(Data shown Opens)
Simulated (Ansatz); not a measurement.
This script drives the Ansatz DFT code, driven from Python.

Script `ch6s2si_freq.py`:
(Data shown Closes)

Requirement
All of the data above should be written out again word for word.

Exercise answer
Simulated (Ansatz); not a measurement.
This script drives the Ansatz DFT code, driven from Python.

Script `ch6s2si_freq.py`:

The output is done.